Requirement: Using the data that follows, return exactly the lines from the one that contains "Computed with UPBE0/[Cr" through the one that contains "With open d", ends included.

#### Given data

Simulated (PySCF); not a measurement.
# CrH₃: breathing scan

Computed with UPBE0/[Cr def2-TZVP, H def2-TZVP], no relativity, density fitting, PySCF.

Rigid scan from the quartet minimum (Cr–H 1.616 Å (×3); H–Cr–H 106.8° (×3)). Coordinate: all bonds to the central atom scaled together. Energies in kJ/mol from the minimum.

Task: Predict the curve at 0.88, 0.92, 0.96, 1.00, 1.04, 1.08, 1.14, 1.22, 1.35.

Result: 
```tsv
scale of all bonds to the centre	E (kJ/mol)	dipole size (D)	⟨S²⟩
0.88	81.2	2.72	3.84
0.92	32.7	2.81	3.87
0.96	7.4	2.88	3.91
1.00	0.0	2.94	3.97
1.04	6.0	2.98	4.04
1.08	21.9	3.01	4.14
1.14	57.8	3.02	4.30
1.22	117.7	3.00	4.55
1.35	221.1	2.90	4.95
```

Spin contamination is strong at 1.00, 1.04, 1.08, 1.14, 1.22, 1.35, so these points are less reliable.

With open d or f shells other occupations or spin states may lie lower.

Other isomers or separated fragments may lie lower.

########

Exercise output:
Computed with UPBE0/[Cr def2-TZVP, H def2-TZVP], no relativity, density fitting, PySCF.

Rigid scan from the quartet minimum (Cr–H 1.616 Å (×3); H–Cr–H 106.8° (×3)). Coordinate: all bonds to the central atom scaled together. Energies in kJ/mol from the minimum.

Task: Predict the curve at 0.88, 0.92, 0.96, 1.00, 1.04, 1.08, 1.14, 1.22, 1.35.

Result: 
```tsv
scale of all bonds to the centre	E (kJ/mol)	dipole size (D)	⟨S²⟩
0.88	81.2	2.72	3.84
0.92	32.7	2.81	3.87
0.96	7.4	2.88	3.91
1.00	0.0	2.94	3.97
1.04	6.0	2.98	4.04
1.08	21.9	3.01	4.14
1.14	57.8	3.02	4.30
1.22	117.7	3.00	4.55
1.35	221.1	2.90	4.95
```

Spin contamination is strong at 1.00, 1.04, 1.08, 1.14, 1.22, 1.35, so these points are less reliable.

With open d or f shells other occupations or spin states may lie lower.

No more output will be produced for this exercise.